Data listing:
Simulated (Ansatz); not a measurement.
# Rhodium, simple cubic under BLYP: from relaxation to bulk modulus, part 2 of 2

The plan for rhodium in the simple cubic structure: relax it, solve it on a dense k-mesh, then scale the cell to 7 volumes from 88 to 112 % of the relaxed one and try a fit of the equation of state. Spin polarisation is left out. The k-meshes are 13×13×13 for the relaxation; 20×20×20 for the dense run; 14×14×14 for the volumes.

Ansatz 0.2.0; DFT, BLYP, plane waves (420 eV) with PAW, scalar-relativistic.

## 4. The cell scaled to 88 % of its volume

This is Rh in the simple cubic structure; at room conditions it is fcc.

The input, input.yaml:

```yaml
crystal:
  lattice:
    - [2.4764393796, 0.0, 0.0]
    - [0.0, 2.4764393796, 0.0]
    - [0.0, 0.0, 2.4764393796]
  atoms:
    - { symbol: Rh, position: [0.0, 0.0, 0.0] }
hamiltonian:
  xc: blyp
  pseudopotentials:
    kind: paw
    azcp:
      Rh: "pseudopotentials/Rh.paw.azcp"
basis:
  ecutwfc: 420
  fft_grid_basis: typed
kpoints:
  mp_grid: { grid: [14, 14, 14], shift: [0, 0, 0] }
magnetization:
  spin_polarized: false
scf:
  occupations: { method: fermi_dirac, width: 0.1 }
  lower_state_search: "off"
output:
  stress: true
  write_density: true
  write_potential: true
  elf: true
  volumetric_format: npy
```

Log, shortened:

Assigned task: The first line of the records begins the span, and the line containing "## 4. The cell scaled to 88 % of its volume" ends it. Reproduce that span exactly, both ends included.

Answer section:
Simulated (Ansatz); not a measurement.
# Rhodium, simple cubic under BLYP: from relaxation to bulk modulus, part 2 of 2

The plan for rhodium in the simple cubic structure: relax it, solve it on a dense k-mesh, then scale the cell to 7 volumes from 88 to 112 % of the relaxed one and try a fit of the equation of state. Spin polarisation is left out. The k-meshes are 13×13×13 for the relaxation; 20×20×20 for the dense run; 14×14×14 for the volumes.

Ansatz 0.2.0; DFT, BLYP, plane waves (420 eV) with PAW, scalar-relativistic.

## 4. The cell scaled to 88 % of its volume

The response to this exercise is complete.